Write the entries out in full, matching them exactly.

-- RECORDS SHOWN follows --

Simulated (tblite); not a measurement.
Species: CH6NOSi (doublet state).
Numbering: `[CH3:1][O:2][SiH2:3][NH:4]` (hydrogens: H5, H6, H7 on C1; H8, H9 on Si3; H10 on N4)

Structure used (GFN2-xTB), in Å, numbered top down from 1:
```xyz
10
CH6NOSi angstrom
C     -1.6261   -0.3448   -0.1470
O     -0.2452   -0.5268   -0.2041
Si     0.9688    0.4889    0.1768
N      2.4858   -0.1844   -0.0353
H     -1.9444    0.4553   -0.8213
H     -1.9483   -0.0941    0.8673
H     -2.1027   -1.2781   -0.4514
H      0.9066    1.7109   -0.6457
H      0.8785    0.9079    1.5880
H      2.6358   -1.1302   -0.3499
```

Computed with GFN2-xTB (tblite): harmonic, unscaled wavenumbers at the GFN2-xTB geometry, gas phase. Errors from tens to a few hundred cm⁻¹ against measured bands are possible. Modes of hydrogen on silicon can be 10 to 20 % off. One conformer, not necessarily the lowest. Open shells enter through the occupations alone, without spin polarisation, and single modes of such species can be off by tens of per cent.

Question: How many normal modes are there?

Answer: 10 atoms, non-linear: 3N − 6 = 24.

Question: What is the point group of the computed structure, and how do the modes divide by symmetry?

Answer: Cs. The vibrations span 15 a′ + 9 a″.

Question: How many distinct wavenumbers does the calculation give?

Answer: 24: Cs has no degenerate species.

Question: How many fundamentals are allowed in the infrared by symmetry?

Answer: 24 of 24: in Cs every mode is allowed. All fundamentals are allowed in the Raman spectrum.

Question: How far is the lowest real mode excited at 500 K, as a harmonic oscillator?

-- RECORDS SHOWN concluded --

TASK ANSWER:
Simulated (tblite); not a measurement.
Species: CH6NOSi (doublet state).
Numbering: `[CH3:1][O:2][SiH2:3][NH:4]` (hydrogens: H5, H6, H7 on C1; H8, H9 on Si3; H10 on N4)

Structure used (GFN2-xTB), in Å, numbered top down from 1:
```xyz
10
CH6NOSi angstrom
C     -1.6261   -0.3448   -0.1470
O     -0.2452   -0.5268   -0.2041
Si     0.9688    0.4889    0.1768
N      2.4858   -0.1844   -0.0353
H     -1.9444    0.4553   -0.8213
H     -1.9483   -0.0941    0.8673
H     -2.1027   -1.2781   -0.4514
H      0.9066    1.7109   -0.6457
H      0.8785    0.9079    1.5880
H      2.6358   -1.1302   -0.3499
```

Computed with GFN2-xTB (tblite): harmonic, unscaled wavenumbers at the GFN2-xTB geometry, gas phase. Errors from tens to a few hundred cm⁻¹ against measured bands are possible. Modes of hydrogen on silicon can be 10 to 20 % off. One conformer, not necessarily the lowest. Open shells enter through the occupations alone, without spin polarisation, and single modes of such species can be off by tens of per cent.

Question: How many normal modes are there?

Answer: 10 atoms, non-linear: 3N − 6 = 24.

Question: What is the point group of the computed structure, and how do the modes divide by symmetry?

Answer: Cs. The vibrations span 15 a′ + 9 a″.

Question: How many distinct wavenumbers does the calculation give?

Answer: 24: Cs has no degenerate species.

Question: How many fundamentals are allowed in the infrared by symmetry?

Answer: 24 of 24: in Cs every mode is allowed. All fundamentals are allowed in the Raman spectrum.

Question: How far is the lowest real mode excited at 500 K, as a harmonic oscillator?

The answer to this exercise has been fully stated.